## Action item
The records that follow must be repeated exactly, line by line.

## Excerpted records
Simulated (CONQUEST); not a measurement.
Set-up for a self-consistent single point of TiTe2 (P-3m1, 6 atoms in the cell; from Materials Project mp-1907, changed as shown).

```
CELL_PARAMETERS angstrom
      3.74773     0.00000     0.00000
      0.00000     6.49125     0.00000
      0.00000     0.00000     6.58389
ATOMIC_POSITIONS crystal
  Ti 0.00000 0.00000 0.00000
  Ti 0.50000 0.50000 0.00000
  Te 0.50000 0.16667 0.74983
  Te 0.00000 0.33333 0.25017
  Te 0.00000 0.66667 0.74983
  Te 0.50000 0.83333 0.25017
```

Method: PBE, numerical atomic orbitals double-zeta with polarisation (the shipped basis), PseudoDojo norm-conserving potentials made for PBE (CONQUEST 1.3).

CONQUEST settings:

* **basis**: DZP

## Written solution
Simulated (CONQUEST); not a measurement.
Set-up for a self-consistent single point of TiTe2 (P-3m1, 6 atoms in the cell; from Materials Project mp-1907, changed as shown).

```
CELL_PARAMETERS angstrom
      3.74773     0.00000     0.00000
      0.00000     6.49125     0.00000
      0.00000     0.00000     6.58389
ATOMIC_POSITIONS crystal
  Ti 0.00000 0.00000 0.00000
  Ti 0.50000 0.50000 0.00000
  Te 0.50000 0.16667 0.74983
  Te 0.00000 0.33333 0.25017
  Te 0.00000 0.66667 0.74983
  Te 0.50000 0.83333 0.25017
```

Method: PBE, numerical atomic orbitals double-zeta with polarisation (the shipped basis), PseudoDojo norm-conserving potentials made for PBE (CONQUEST 1.3).

CONQUEST settings:

* **basis**: DZP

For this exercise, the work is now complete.